* Task item *
What do the lines say, reproduced word for word, from the first of the entries below through the line bearing "A: Over 7 steps"?

* The data *
==================================================
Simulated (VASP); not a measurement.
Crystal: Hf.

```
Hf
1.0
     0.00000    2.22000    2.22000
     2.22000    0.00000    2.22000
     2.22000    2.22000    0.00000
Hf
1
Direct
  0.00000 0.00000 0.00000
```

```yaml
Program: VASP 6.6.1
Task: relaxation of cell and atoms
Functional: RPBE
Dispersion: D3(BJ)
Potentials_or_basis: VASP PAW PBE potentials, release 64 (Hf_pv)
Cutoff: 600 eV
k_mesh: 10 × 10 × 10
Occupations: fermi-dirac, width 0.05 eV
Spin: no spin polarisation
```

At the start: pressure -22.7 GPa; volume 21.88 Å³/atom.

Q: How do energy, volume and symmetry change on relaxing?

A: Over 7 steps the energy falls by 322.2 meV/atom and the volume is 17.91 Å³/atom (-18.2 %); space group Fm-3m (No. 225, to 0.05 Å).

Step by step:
==================================================

* Written response *
Simulated (VASP); not a measurement.
Crystal: Hf.

```
Hf
1.0
     0.00000    2.22000    2.22000
     2.22000    0.00000    2.22000
     2.22000    2.22000    0.00000
Hf
1
Direct
  0.00000 0.00000 0.00000
```

```yaml
Program: VASP 6.6.1
Task: relaxation of cell and atoms
Functional: RPBE
Dispersion: D3(BJ)
Potentials_or_basis: VASP PAW PBE potentials, release 64 (Hf_pv)
Cutoff: 600 eV
k_mesh: 10 × 10 × 10
Occupations: fermi-dirac, width 0.05 eV
Spin: no spin polarisation
```

At the start: pressure -22.7 GPa; volume 21.88 Å³/atom.

Q: How do energy, volume and symmetry change on relaxing?

A: Over 7 steps the energy falls by 322.2 meV/atom and the volume is 17.91 Å³/atom (-18.2 %); space group Fm-3m (No. 225, to 0.05 Å).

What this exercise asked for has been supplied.